DATASET:
*****

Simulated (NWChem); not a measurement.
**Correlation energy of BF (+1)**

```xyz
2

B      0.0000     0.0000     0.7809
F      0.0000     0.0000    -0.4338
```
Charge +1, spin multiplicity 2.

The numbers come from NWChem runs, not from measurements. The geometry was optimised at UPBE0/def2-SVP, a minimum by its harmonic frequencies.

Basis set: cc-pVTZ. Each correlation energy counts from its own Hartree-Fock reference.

*****

WORK INSTRUCTION: Produce a verbatim copy of each record above.

ANSWER SPACE:
Simulated (NWChem); not a measurement.
**Correlation energy of BF (+1)**

```xyz
2

B      0.0000     0.0000     0.7809
F      0.0000     0.0000    -0.4338
```
Charge +1, spin multiplicity 2.

The numbers come from NWChem runs, not from measurements. The geometry was optimised at UPBE0/def2-SVP, a minimum by its harmonic frequencies.

Basis set: cc-pVTZ. Each correlation energy counts from its own Hartree-Fock reference.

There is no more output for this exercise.